▶ **Exercise**
Repeat the entries below exactly and in full.

───
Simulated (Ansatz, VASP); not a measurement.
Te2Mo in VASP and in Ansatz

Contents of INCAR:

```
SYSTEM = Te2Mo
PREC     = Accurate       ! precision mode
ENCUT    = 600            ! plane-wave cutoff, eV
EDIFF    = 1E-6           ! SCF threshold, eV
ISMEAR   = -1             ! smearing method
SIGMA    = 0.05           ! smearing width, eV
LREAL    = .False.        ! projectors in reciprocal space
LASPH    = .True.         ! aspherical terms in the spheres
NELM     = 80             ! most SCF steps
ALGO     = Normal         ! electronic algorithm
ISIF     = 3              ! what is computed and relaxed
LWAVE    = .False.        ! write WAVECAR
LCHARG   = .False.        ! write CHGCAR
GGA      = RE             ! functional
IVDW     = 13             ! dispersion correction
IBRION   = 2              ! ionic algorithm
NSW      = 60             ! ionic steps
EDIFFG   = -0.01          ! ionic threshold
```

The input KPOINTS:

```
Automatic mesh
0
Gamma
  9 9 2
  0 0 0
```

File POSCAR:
───

▶ **Task answer**
Simulated (Ansatz, VASP); not a measurement.
Te2Mo in VASP and in Ansatz

Contents of INCAR:

```
SYSTEM = Te2Mo
PREC     = Accurate       ! precision mode
ENCUT    = 600            ! plane-wave cutoff, eV
EDIFF    = 1E-6           ! SCF threshold, eV
ISMEAR   = -1             ! smearing method
SIGMA    = 0.05           ! smearing width, eV
LREAL    = .False.        ! projectors in reciprocal space
LASPH    = .True.         ! aspherical terms in the spheres
NELM     = 80             ! most SCF steps
ALGO     = Normal         ! electronic algorithm
ISIF     = 3              ! what is computed and relaxed
LWAVE    = .False.        ! write WAVECAR
LCHARG   = .False.        ! write CHGCAR
GGA      = RE             ! functional
IVDW     = 13             ! dispersion correction
IBRION   = 2              ! ionic algorithm
NSW      = 60             ! ionic steps
EDIFFG   = -0.01          ! ionic threshold
```

The input KPOINTS:

```
Automatic mesh
0
Gamma
  9 9 2
  0 0 0
```

File POSCAR:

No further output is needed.